= = = =

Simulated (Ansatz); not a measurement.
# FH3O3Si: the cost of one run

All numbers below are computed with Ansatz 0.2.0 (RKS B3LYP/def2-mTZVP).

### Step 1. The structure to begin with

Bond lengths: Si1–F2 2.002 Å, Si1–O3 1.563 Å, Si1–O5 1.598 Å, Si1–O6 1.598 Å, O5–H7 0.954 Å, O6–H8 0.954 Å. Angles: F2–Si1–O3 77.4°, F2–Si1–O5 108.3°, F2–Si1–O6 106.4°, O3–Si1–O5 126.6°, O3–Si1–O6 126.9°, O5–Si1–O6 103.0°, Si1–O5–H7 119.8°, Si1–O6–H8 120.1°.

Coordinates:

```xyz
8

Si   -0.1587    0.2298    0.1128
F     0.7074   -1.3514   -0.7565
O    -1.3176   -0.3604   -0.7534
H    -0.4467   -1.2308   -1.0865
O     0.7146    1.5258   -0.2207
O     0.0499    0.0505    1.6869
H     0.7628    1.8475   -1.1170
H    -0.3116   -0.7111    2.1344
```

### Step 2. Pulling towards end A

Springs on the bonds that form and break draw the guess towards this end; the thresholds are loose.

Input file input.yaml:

= = = =

## Requirement
Up to and including the line with "Springs on the", reproduce the material above exactly as it appears, starting from its first line.

## Task output
Simulated (Ansatz); not a measurement.
# FH3O3Si: the cost of one run

All numbers below are computed with Ansatz 0.2.0 (RKS B3LYP/def2-mTZVP).

### Step 1. The structure to begin with

Bond lengths: Si1–F2 2.002 Å, Si1–O3 1.563 Å, Si1–O5 1.598 Å, Si1–O6 1.598 Å, O5–H7 0.954 Å, O6–H8 0.954 Å. Angles: F2–Si1–O3 77.4°, F2–Si1–O5 108.3°, F2–Si1–O6 106.4°, O3–Si1–O5 126.6°, O3–Si1–O6 126.9°, O5–Si1–O6 103.0°, Si1–O5–H7 119.8°, Si1–O6–H8 120.1°.

Coordinates:

```xyz
8

Si   -0.1587    0.2298    0.1128
F     0.7074   -1.3514   -0.7565
O    -1.3176   -0.3604   -0.7534
H    -0.4467   -1.2308   -1.0865
O     0.7146    1.5258   -0.2207
O     0.0499    0.0505    1.6869
H     0.7628    1.8475   -1.1170
H    -0.3116   -0.7111    2.1344
```

### Step 2. Pulling towards end A

Springs on the bonds that form and break draw the guess towards this end; the thresholds are loose.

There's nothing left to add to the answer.